[Work request]
How do the lines below between the ones holding "Method: LDA, PAW" and "A: Se; the crystal is YSe (Fm-3m).", inclusive, read? Give them again exactly, with no other lines.

[Supplied data]
--------------------------------

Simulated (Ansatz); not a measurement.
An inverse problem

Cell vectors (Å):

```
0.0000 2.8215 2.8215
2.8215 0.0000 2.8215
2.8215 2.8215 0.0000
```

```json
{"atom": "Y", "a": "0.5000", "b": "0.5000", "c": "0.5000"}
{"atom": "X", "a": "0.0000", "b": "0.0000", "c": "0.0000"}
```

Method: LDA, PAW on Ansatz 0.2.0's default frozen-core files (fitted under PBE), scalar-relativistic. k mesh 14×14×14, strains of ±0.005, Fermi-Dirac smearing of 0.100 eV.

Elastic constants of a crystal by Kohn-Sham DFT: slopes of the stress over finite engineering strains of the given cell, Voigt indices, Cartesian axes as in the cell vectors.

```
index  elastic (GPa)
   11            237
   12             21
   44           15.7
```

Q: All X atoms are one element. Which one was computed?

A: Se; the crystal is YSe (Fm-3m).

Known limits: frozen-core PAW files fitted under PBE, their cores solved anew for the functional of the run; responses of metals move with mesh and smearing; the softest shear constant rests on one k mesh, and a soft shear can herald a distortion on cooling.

--------------------------------

[Response box]
Method: LDA, PAW on Ansatz 0.2.0's default frozen-core files (fitted under PBE), scalar-relativistic. k mesh 14×14×14, strains of ±0.005, Fermi-Dirac smearing of 0.100 eV.

Elastic constants of a crystal by Kohn-Sham DFT: slopes of the stress over finite engineering strains of the given cell, Voigt indices, Cartesian axes as in the cell vectors.

```
index  elastic (GPa)
   11            237
   12             21
   44           15.7
```

Q: All X atoms are one element. Which one was computed?

A: Se; the crystal is YSe (Fm-3m).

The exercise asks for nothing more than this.